**DATA:**
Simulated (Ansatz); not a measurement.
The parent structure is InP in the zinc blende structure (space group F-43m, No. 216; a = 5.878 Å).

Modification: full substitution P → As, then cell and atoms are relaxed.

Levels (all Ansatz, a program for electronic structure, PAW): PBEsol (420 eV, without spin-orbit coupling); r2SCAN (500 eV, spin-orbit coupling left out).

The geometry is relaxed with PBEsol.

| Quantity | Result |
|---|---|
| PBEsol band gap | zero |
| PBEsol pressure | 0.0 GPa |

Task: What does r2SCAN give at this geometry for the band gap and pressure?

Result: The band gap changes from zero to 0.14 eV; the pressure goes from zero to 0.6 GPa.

**BRIEF:** Give back each entry exactly as it was written.

**PROBLEM SOLUTION:**
Simulated (Ansatz); not a measurement.
The parent structure is InP in the zinc blende structure (space group F-43m, No. 216; a = 5.878 Å).

Modification: full substitution P → As, then cell and atoms are relaxed.

Levels (all Ansatz, a program for electronic structure, PAW): PBEsol (420 eV, without spin-orbit coupling); r2SCAN (500 eV, spin-orbit coupling left out).

The geometry is relaxed with PBEsol.

| Quantity | Result |
|---|---|
| PBEsol band gap | zero |
| PBEsol pressure | 0.0 GPa |

Task: What does r2SCAN give at this geometry for the band gap and pressure?

Result: The band gap changes from zero to 0.14 eV; the pressure goes from zero to 0.6 GPa.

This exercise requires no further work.